Source data>
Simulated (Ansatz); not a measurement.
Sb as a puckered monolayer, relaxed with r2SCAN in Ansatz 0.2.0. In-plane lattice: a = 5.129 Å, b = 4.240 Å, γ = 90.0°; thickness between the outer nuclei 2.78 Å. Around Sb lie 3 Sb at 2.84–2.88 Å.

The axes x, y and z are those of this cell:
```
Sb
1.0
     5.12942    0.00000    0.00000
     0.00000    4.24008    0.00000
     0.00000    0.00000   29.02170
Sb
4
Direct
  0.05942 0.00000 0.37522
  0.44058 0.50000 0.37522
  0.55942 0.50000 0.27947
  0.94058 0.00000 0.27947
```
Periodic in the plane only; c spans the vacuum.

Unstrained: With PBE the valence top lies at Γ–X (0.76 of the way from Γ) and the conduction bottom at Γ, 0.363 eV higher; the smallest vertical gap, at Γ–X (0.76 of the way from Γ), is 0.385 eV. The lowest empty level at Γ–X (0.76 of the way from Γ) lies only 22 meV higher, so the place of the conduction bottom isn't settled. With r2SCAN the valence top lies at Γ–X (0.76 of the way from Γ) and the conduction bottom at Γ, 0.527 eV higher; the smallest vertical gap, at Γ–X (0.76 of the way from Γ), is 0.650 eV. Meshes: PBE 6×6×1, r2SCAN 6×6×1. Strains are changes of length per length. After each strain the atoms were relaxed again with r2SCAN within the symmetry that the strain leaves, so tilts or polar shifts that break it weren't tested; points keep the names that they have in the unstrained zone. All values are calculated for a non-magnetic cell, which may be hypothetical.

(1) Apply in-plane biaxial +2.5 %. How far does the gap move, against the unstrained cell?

Work instruction>
Retype the first line of the entries and every line after it, please, through the line that contains "Periodic in the". Add nothing.

Exercise response>
Simulated (Ansatz); not a measurement.
Sb as a puckered monolayer, relaxed with r2SCAN in Ansatz 0.2.0. In-plane lattice: a = 5.129 Å, b = 4.240 Å, γ = 90.0°; thickness between the outer nuclei 2.78 Å. Around Sb lie 3 Sb at 2.84–2.88 Å.

The axes x, y and z are those of this cell:
```
Sb
1.0
     5.12942    0.00000    0.00000
     0.00000    4.24008    0.00000
     0.00000    0.00000   29.02170
Sb
4
Direct
  0.05942 0.00000 0.37522
  0.44058 0.50000 0.37522
  0.55942 0.50000 0.27947
  0.94058 0.00000 0.27947
```
Periodic in the plane only; c spans the vacuum.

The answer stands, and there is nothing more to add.